**WORK INSTRUCTION:** Provide again, from the entries below, every line from the one containing "Q: Translate it" through the one containing "A: As run (the", exactly as written, and no other line.

**RECORD SET:**
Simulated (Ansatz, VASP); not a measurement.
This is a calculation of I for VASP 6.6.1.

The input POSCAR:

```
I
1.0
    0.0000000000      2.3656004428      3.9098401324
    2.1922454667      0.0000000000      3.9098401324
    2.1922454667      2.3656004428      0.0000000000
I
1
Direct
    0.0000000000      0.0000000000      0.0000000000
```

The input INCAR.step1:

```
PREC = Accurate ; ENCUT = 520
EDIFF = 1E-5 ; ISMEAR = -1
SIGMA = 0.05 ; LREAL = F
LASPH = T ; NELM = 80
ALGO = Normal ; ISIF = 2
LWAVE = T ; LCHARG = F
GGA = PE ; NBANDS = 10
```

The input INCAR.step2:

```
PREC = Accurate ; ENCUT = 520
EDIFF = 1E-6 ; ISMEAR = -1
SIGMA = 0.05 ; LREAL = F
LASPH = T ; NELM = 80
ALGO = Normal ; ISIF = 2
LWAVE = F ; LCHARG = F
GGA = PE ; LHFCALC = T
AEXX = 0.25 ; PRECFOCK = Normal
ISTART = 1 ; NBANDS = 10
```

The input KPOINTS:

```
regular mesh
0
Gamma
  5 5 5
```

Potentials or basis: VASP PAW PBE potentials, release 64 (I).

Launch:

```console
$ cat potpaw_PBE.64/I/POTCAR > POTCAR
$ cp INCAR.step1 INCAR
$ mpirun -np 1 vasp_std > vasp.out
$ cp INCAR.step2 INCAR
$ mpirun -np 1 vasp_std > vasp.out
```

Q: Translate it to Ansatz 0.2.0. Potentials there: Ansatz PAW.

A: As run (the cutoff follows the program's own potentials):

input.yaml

**WRITTEN SOLUTION:**
Q: Translate it to Ansatz 0.2.0. Potentials there: Ansatz PAW.

A: As run (the cutoff follows the program's own potentials):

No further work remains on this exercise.